Work item: How do the lines below between the ones holding "Model: ion-association model, phreeqc.dat, run" and "Q: In which forms is P present?", inclusive, read? Give them again exactly, with no other lines.

[Source information]

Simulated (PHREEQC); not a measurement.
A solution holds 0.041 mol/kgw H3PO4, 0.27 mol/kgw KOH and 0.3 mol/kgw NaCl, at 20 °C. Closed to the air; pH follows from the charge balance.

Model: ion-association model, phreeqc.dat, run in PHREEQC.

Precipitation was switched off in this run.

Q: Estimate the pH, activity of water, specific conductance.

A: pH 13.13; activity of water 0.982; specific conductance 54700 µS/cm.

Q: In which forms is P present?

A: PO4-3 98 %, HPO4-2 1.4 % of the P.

[/Source information]

Task result:
Model: ion-association model, phreeqc.dat, run in PHREEQC.

Precipitation was switched off in this run.

Q: Estimate the pH, activity of water, specific conductance.

A: pH 13.13; activity of water 0.982; specific conductance 54700 µS/cm.

Q: In which forms is P present?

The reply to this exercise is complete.